The answer must be every entry, given again word for word.

****************************************
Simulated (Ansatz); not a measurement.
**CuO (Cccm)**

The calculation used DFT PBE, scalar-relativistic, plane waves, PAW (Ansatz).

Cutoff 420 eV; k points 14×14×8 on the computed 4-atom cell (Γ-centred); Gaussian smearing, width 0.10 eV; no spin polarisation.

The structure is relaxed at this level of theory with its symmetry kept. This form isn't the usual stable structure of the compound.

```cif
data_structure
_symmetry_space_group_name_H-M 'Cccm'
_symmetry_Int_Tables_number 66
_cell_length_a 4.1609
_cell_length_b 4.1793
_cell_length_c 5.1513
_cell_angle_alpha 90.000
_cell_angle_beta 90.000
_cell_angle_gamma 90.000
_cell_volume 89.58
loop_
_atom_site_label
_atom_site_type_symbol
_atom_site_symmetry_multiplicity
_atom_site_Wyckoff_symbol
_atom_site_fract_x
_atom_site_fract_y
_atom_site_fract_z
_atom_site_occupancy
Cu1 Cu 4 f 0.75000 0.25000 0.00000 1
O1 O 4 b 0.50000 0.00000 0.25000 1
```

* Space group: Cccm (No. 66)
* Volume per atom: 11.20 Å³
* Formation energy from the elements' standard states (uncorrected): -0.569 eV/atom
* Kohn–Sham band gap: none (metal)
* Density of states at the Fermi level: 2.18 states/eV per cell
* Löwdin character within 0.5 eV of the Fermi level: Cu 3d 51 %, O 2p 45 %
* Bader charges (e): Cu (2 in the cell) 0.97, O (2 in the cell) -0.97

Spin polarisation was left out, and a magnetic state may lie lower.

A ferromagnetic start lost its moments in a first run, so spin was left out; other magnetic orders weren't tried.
****************************************

• _WORKED SOLUTION_:
Simulated (Ansatz); not a measurement.
**CuO (Cccm)**

The calculation used DFT PBE, scalar-relativistic, plane waves, PAW (Ansatz).

Cutoff 420 eV; k points 14×14×8 on the computed 4-atom cell (Γ-centred); Gaussian smearing, width 0.10 eV; no spin polarisation.

The structure is relaxed at this level of theory with its symmetry kept. This form isn't the usual stable structure of the compound.

```cif
data_structure
_symmetry_space_group_name_H-M 'Cccm'
_symmetry_Int_Tables_number 66
_cell_length_a 4.1609
_cell_length_b 4.1793
_cell_length_c 5.1513
_cell_angle_alpha 90.000
_cell_angle_beta 90.000
_cell_angle_gamma 90.000
_cell_volume 89.58
loop_
_atom_site_label
_atom_site_type_symbol
_atom_site_symmetry_multiplicity
_atom_site_Wyckoff_symbol
_atom_site_fract_x
_atom_site_fract_y
_atom_site_fract_z
_atom_site_occupancy
Cu1 Cu 4 f 0.75000 0.25000 0.00000 1
O1 O 4 b 0.50000 0.00000 0.25000 1
```

* Space group: Cccm (No. 66)
* Volume per atom: 11.20 Å³
* Formation energy from the elements' standard states (uncorrected): -0.569 eV/atom
* Kohn–Sham band gap: none (metal)
* Density of states at the Fermi level: 2.18 states/eV per cell
* Löwdin character within 0.5 eV of the Fermi level: Cu 3d 51 %, O 2p 45 %
* Bader charges (e): Cu (2 in the cell) 0.97, O (2 in the cell) -0.97

Spin polarisation was left out, and a magnetic state may lie lower.

A ferromagnetic start lost its moments in a first run, so spin was left out; other magnetic orders weren't tried.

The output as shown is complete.